ASSIGNMENT>
Copy out the entries that follow, exactly as written.

START DATA RECORDS

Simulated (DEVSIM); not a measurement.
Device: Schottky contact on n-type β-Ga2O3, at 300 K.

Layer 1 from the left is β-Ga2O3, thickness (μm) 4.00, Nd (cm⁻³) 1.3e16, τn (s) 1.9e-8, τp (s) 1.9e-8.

END DATA RECORDS

WRITTEN REPLY>
Simulated (DEVSIM); not a measurement.
Device: Schottky contact on n-type β-Ga2O3, at 300 K.

Layer 1 from the left is β-Ga2O3, thickness (μm) 4.00, Nd (cm⁻³) 1.3e16, τn (s) 1.9e-8, τp (s) 1.9e-8.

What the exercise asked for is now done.